....
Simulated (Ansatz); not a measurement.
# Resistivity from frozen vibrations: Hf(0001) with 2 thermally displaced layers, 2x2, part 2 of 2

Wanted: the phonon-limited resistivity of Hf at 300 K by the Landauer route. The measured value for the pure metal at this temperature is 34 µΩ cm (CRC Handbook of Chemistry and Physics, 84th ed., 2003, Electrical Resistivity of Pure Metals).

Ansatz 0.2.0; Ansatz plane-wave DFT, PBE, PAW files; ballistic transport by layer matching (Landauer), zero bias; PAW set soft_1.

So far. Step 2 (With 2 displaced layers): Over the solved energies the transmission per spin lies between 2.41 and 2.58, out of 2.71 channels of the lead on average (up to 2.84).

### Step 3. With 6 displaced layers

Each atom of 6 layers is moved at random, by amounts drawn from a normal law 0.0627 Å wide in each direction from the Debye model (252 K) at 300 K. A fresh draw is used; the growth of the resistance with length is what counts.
....

Action item
Reproduce exactly, please, only the lines from the start of the data above to the line that contains "So far. Step", with both ends kept.

Task output
Simulated (Ansatz); not a measurement.
# Resistivity from frozen vibrations: Hf(0001) with 2 thermally displaced layers, 2x2, part 2 of 2

Wanted: the phonon-limited resistivity of Hf at 300 K by the Landauer route. The measured value for the pure metal at this temperature is 34 µΩ cm (CRC Handbook of Chemistry and Physics, 84th ed., 2003, Electrical Resistivity of Pure Metals).

Ansatz 0.2.0; Ansatz plane-wave DFT, PBE, PAW files; ballistic transport by layer matching (Landauer), zero bias; PAW set soft_1.

So far. Step 2 (With 2 displaced layers): Over the solved energies the transmission per spin lies between 2.41 and 2.58, out of 2.71 channels of the lead on average (up to 2.84).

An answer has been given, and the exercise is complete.